> _Data section_:
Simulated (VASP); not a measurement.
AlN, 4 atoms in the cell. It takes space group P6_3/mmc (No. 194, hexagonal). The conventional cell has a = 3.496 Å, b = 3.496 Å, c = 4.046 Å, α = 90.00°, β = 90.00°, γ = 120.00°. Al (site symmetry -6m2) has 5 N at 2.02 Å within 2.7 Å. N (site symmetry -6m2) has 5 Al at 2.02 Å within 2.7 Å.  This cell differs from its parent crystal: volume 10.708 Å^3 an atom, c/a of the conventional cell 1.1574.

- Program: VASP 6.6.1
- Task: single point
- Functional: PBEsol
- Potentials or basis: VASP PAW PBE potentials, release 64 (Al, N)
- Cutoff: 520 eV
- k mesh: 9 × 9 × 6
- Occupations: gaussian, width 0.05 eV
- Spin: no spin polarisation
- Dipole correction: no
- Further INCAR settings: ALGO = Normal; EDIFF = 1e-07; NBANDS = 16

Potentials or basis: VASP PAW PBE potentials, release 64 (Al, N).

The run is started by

> _Brief_: Above are the entries; return each one exactly.

> _Answer box_:
Simulated (VASP); not a measurement.
AlN, 4 atoms in the cell. It takes space group P6_3/mmc (No. 194, hexagonal). The conventional cell has a = 3.496 Å, b = 3.496 Å, c = 4.046 Å, α = 90.00°, β = 90.00°, γ = 120.00°. Al (site symmetry -6m2) has 5 N at 2.02 Å within 2.7 Å. N (site symmetry -6m2) has 5 Al at 2.02 Å within 2.7 Å.  This cell differs from its parent crystal: volume 10.708 Å^3 an atom, c/a of the conventional cell 1.1574.

- Program: VASP 6.6.1
- Task: single point
- Functional: PBEsol
- Potentials or basis: VASP PAW PBE potentials, release 64 (Al, N)
- Cutoff: 520 eV
- k mesh: 9 × 9 × 6
- Occupations: gaussian, width 0.05 eV
- Spin: no spin polarisation
- Dipole correction: no
- Further INCAR settings: ALGO = Normal; EDIFF = 1e-07; NBANDS = 16

Potentials or basis: VASP PAW PBE potentials, release 64 (Al, N).

The run is started by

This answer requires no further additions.